◆ Work instruction
Keep only the lines from the start of the data through the line containing "0.2 | -0.56 |", and output them exactly.

◆ Data excerpts
###
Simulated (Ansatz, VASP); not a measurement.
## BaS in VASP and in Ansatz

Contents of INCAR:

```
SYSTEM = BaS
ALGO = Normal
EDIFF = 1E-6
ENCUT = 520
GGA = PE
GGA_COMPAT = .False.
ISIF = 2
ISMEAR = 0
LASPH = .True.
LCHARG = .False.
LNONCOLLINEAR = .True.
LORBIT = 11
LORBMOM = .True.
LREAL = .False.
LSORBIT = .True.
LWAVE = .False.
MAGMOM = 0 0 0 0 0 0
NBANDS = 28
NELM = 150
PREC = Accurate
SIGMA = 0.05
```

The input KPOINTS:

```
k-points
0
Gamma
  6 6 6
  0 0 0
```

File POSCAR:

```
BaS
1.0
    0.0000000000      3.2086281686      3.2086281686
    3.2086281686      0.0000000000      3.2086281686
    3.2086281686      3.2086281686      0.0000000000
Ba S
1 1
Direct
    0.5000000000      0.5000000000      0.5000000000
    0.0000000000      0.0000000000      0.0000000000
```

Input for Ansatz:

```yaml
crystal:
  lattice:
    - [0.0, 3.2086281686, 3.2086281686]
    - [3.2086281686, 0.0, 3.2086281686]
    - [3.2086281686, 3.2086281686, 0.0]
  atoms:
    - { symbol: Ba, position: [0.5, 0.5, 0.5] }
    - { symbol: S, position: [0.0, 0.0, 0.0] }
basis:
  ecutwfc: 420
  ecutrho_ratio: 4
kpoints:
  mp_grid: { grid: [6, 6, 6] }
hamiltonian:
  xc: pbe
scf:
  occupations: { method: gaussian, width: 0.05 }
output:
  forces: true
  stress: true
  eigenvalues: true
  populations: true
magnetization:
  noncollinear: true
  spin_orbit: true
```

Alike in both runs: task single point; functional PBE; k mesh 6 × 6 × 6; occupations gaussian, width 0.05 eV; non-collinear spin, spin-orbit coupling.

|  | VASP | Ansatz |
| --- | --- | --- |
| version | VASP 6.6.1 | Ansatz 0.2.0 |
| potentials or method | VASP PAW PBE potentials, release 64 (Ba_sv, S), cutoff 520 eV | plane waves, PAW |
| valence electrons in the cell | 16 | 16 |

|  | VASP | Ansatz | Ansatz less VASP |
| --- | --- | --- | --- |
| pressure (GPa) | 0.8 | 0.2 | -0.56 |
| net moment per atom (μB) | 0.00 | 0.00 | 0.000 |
###

◆ Written response
Simulated (Ansatz, VASP); not a measurement.
## BaS in VASP and in Ansatz

Contents of INCAR:

```
SYSTEM = BaS
ALGO = Normal
EDIFF = 1E-6
ENCUT = 520
GGA = PE
GGA_COMPAT = .False.
ISIF = 2
ISMEAR = 0
LASPH = .True.
LCHARG = .False.
LNONCOLLINEAR = .True.
LORBIT = 11
LORBMOM = .True.
LREAL = .False.
LSORBIT = .True.
LWAVE = .False.
MAGMOM = 0 0 0 0 0 0
NBANDS = 28
NELM = 150
PREC = Accurate
SIGMA = 0.05
```

The input KPOINTS:

```
k-points
0
Gamma
  6 6 6
  0 0 0
```

File POSCAR:

```
BaS
1.0
    0.0000000000      3.2086281686      3.2086281686
    3.2086281686      0.0000000000      3.2086281686
    3.2086281686      3.2086281686      0.0000000000
Ba S
1 1
Direct
    0.5000000000      0.5000000000      0.5000000000
    0.0000000000      0.0000000000      0.0000000000
```

Input for Ansatz:

```yaml
crystal:
  lattice:
    - [0.0, 3.2086281686, 3.2086281686]
    - [3.2086281686, 0.0, 3.2086281686]
    - [3.2086281686, 3.2086281686, 0.0]
  atoms:
    - { symbol: Ba, position: [0.5, 0.5, 0.5] }
    - { symbol: S, position: [0.0, 0.0, 0.0] }
basis:
  ecutwfc: 420
  ecutrho_ratio: 4
kpoints:
  mp_grid: { grid: [6, 6, 6] }
hamiltonian:
  xc: pbe
scf:
  occupations: { method: gaussian, width: 0.05 }
output:
  forces: true
  stress: true
  eigenvalues: true
  populations: true
magnetization:
  noncollinear: true
  spin_orbit: true
```

Alike in both runs: task single point; functional PBE; k mesh 6 × 6 × 6; occupations gaussian, width 0.05 eV; non-collinear spin, spin-orbit coupling.

|  | VASP | Ansatz |
| --- | --- | --- |
| version | VASP 6.6.1 | Ansatz 0.2.0 |
| potentials or method | VASP PAW PBE potentials, release 64 (Ba_sv, S), cutoff 520 eV | plane waves, PAW |
| valence electrons in the cell | 16 | 16 |

|  | VASP | Ansatz | Ansatz less VASP |
| --- | --- | --- | --- |
| pressure (GPa) | 0.8 | 0.2 | -0.56 |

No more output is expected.